◆ **Work order**
The full set of records must be printed exactly as given.

Top of Stored data
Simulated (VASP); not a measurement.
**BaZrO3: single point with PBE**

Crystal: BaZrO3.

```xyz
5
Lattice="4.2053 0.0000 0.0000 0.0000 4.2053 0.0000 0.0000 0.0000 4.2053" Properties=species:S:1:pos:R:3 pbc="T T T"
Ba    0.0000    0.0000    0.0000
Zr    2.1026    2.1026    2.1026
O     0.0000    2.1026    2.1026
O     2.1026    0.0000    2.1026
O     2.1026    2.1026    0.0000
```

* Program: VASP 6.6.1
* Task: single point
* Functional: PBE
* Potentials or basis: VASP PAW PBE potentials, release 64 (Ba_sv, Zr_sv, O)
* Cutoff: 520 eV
Bottom of Stored data

◆ **Written solution**
Simulated (VASP); not a measurement.
**BaZrO3: single point with PBE**

Crystal: BaZrO3.

```xyz
5
Lattice="4.2053 0.0000 0.0000 0.0000 4.2053 0.0000 0.0000 0.0000 4.2053" Properties=species:S:1:pos:R:3 pbc="T T T"
Ba    0.0000    0.0000    0.0000
Zr    2.1026    2.1026    2.1026
O     0.0000    2.1026    2.1026
O     2.1026    0.0000    2.1026
O     2.1026    2.1026    0.0000
```

* Program: VASP 6.6.1
* Task: single point
* Functional: PBE
* Potentials or basis: VASP PAW PBE potentials, release 64 (Ba_sv, Zr_sv, O)
* Cutoff: 520 eV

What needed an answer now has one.